> **Work instruction**
Repeat the listing in full, word for word.

========================================

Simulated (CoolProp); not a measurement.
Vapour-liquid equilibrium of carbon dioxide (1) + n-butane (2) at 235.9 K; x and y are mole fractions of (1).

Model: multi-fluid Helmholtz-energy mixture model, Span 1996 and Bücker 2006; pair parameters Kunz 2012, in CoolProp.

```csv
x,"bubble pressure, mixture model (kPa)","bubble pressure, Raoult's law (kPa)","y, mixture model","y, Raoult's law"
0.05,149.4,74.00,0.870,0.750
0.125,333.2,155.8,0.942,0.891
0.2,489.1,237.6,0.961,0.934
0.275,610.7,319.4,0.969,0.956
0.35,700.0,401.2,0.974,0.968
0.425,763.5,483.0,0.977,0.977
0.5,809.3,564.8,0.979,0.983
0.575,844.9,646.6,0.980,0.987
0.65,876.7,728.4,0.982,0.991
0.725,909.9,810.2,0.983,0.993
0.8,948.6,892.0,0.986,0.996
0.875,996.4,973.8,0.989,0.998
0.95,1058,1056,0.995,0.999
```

========================================

> **Expected answer**
Simulated (CoolProp); not a measurement.
Vapour-liquid equilibrium of carbon dioxide (1) + n-butane (2) at 235.9 K; x and y are mole fractions of (1).

Model: multi-fluid Helmholtz-energy mixture model, Span 1996 and Bücker 2006; pair parameters Kunz 2012, in CoolProp.

```csv
x,"bubble pressure, mixture model (kPa)","bubble pressure, Raoult's law (kPa)","y, mixture model","y, Raoult's law"
0.05,149.4,74.00,0.870,0.750
0.125,333.2,155.8,0.942,0.891
0.2,489.1,237.6,0.961,0.934
0.275,610.7,319.4,0.969,0.956
0.35,700.0,401.2,0.974,0.968
0.425,763.5,483.0,0.977,0.977
0.5,809.3,564.8,0.979,0.983
0.575,844.9,646.6,0.980,0.987
0.65,876.7,728.4,0.982,0.991
0.725,909.9,810.2,0.983,0.993
0.8,948.6,892.0,0.986,0.996
0.875,996.4,973.8,0.989,0.998
0.95,1058,1056,0.995,0.999
```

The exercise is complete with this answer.